Assignment — Copy out every entry precisely.

Records provided —
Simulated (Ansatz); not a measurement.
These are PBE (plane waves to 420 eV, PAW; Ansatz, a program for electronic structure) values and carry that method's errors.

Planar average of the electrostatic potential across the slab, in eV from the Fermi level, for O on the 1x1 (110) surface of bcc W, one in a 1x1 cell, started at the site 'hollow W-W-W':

Answer box —
Simulated (Ansatz); not a measurement.
These are PBE (plane waves to 420 eV, PAW; Ansatz, a program for electronic structure) values and carry that method's errors.

Planar average of the electrostatic potential across the slab, in eV from the Fermi level, for O on the 1x1 (110) surface of bcc W, one in a 1x1 cell, started at the site 'hollow W-W-W':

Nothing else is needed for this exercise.